#####

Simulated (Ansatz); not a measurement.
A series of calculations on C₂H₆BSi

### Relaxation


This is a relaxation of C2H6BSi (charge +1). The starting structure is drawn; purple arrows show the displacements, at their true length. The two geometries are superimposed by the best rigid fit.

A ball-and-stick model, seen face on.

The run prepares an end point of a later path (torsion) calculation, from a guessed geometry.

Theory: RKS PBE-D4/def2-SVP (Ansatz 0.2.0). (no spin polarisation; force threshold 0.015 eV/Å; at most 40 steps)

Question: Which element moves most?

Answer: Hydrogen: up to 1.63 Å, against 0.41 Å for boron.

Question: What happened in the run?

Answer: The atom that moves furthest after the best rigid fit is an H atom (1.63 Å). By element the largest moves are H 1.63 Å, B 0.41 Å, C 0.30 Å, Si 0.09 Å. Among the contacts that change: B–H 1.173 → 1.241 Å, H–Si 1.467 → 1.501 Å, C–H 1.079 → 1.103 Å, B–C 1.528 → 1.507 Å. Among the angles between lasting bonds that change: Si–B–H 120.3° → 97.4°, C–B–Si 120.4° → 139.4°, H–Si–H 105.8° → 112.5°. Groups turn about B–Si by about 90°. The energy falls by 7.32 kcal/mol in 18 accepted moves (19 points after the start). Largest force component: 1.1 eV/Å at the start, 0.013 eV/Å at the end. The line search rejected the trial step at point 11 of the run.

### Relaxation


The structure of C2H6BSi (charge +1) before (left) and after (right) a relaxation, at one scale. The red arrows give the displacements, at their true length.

#####

» ACTION ITEM: Where the listing above reaches the line that contains "A series of calculations on C₂H₆BSi", start retyping, and finish with the line that contains "A ball-and-stick model, seen face on."; reproduce those lines exactly and no others.

» WRITTEN SOLUTION:
A series of calculations on C₂H₆BSi

### Relaxation


This is a relaxation of C2H6BSi (charge +1). The starting structure is drawn; purple arrows show the displacements, at their true length. The two geometries are superimposed by the best rigid fit.

A ball-and-stick model, seen face on.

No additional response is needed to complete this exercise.